ASSIGNED TASK - Each line of the material, from the first through the one containing "-1.2 | +0.19 |", is to be written out exactly.

GIVEN RECORDS -
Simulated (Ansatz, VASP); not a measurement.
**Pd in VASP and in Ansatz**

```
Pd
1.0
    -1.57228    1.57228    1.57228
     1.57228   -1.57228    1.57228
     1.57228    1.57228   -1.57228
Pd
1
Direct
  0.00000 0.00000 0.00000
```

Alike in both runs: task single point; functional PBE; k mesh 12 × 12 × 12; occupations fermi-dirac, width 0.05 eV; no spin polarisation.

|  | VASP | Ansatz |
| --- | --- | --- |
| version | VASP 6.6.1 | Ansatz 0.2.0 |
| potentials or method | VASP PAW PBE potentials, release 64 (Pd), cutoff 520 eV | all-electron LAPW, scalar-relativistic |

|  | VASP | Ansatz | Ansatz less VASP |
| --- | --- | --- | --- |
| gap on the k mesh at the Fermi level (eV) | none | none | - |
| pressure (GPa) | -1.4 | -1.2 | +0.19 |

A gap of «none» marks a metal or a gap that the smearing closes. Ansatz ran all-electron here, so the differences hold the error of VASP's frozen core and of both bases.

ANSWER SPACE -
Simulated (Ansatz, VASP); not a measurement.
**Pd in VASP and in Ansatz**

```
Pd
1.0
    -1.57228    1.57228    1.57228
     1.57228   -1.57228    1.57228
     1.57228    1.57228   -1.57228
Pd
1
Direct
  0.00000 0.00000 0.00000
```

Alike in both runs: task single point; functional PBE; k mesh 12 × 12 × 12; occupations fermi-dirac, width 0.05 eV; no spin polarisation.

|  | VASP | Ansatz |
| --- | --- | --- |
| version | VASP 6.6.1 | Ansatz 0.2.0 |
| potentials or method | VASP PAW PBE potentials, release 64 (Pd), cutoff 520 eV | all-electron LAPW, scalar-relativistic |

|  | VASP | Ansatz | Ansatz less VASP |
| --- | --- | --- | --- |
| gap on the k mesh at the Fermi level (eV) | none | none | - |
| pressure (GPa) | -1.4 | -1.2 | +0.19 |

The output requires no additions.